━━━━━ Records supplied ━━━━━

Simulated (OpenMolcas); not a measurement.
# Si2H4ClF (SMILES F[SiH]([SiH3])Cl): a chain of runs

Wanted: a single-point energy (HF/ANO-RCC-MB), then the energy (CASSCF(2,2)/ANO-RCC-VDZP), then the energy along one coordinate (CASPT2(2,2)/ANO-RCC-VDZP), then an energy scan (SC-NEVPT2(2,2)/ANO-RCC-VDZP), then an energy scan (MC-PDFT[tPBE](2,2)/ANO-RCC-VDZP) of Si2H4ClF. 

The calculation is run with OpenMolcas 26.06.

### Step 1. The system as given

━━━━━

» **Work item**
Please transcribe the records above in full, keeping every word.

» **Response**
Simulated (OpenMolcas); not a measurement.
# Si2H4ClF (SMILES F[SiH]([SiH3])Cl): a chain of runs

Wanted: a single-point energy (HF/ANO-RCC-MB), then the energy (CASSCF(2,2)/ANO-RCC-VDZP), then the energy along one coordinate (CASPT2(2,2)/ANO-RCC-VDZP), then an energy scan (SC-NEVPT2(2,2)/ANO-RCC-VDZP), then an energy scan (MC-PDFT[tPBE](2,2)/ANO-RCC-VDZP) of Si2H4ClF. 

The calculation is run with OpenMolcas 26.06.

### Step 1. The system as given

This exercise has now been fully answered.